Requirement:
Each line in the records below, from the one that contains "MgS joins doubly" to the one that contains "## Calculations", should be reproduced exactly, the first and last included.

Source data:
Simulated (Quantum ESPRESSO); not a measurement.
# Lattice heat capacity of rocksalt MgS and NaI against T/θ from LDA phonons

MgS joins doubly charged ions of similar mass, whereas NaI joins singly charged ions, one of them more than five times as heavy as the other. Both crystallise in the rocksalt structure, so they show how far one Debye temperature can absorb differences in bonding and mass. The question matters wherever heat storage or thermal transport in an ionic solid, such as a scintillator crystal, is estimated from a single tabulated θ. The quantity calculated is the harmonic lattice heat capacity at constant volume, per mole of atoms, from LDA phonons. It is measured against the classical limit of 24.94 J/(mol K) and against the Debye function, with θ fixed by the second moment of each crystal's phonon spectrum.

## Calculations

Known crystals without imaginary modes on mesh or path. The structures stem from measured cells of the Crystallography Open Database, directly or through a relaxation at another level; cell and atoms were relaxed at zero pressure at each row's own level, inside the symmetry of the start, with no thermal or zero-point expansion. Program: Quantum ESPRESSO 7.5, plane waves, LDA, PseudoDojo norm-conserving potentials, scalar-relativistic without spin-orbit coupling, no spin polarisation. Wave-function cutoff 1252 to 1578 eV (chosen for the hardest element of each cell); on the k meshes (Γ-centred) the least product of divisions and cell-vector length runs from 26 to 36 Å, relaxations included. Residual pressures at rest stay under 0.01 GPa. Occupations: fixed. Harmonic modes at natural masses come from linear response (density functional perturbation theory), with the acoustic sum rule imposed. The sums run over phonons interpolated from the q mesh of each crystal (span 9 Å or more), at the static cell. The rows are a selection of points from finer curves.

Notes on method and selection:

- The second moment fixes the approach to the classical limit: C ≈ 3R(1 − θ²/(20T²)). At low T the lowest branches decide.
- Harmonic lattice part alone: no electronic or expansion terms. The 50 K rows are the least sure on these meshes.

Your response:
MgS joins doubly charged ions of similar mass, whereas NaI joins singly charged ions, one of them more than five times as heavy as the other. Both crystallise in the rocksalt structure, so they show how far one Debye temperature can absorb differences in bonding and mass. The question matters wherever heat storage or thermal transport in an ionic solid, such as a scintillator crystal, is estimated from a single tabulated θ. The quantity calculated is the harmonic lattice heat capacity at constant volume, per mole of atoms, from LDA phonons. It is measured against the classical limit of 24.94 J/(mol K) and against the Debye function, with θ fixed by the second moment of each crystal's phonon spectrum.

## Calculations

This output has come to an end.